Assignment — Repeat the listing below word for word, stopping after the line that contains "Cutoff: 600 eV".

==================================================

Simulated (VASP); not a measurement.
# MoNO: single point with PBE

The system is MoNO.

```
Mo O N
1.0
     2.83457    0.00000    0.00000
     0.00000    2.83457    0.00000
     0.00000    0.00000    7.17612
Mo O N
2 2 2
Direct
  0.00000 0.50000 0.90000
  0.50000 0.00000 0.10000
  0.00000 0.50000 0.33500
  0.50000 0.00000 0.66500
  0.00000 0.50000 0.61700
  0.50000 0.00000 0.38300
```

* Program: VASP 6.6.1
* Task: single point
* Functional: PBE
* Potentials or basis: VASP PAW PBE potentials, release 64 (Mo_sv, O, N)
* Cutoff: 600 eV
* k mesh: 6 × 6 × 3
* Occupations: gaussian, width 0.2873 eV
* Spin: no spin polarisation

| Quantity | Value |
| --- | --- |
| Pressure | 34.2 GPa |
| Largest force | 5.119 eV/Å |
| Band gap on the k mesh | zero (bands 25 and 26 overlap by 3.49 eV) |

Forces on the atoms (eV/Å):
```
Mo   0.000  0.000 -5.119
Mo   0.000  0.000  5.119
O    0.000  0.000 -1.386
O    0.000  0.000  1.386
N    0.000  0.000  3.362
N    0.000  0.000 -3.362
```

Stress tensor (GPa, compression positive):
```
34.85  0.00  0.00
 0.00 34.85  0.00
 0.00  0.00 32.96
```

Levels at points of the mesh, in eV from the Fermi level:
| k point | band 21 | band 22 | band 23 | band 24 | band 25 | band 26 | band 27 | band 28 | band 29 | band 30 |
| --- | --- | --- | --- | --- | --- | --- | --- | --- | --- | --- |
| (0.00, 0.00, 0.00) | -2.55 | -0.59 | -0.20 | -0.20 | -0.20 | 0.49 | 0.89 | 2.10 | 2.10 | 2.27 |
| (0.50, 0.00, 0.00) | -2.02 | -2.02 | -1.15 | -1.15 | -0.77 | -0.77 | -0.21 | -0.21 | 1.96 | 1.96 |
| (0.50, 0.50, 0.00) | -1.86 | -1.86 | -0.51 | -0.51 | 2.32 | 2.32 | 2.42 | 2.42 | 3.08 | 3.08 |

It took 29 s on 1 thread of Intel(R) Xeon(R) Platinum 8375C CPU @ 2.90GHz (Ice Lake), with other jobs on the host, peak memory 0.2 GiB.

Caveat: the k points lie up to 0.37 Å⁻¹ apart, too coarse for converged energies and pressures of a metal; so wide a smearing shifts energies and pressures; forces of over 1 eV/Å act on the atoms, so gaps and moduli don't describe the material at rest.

==================================================

Result —
Simulated (VASP); not a measurement.
# MoNO: single point with PBE

The system is MoNO.

```
Mo O N
1.0
     2.83457    0.00000    0.00000
     0.00000    2.83457    0.00000
     0.00000    0.00000    7.17612
Mo O N
2 2 2
Direct
  0.00000 0.50000 0.90000
  0.50000 0.00000 0.10000
  0.00000 0.50000 0.33500
  0.50000 0.00000 0.66500
  0.00000 0.50000 0.61700
  0.50000 0.00000 0.38300
```

* Program: VASP 6.6.1
* Task: single point
* Functional: PBE
* Potentials or basis: VASP PAW PBE potentials, release 64 (Mo_sv, O, N)
* Cutoff: 600 eV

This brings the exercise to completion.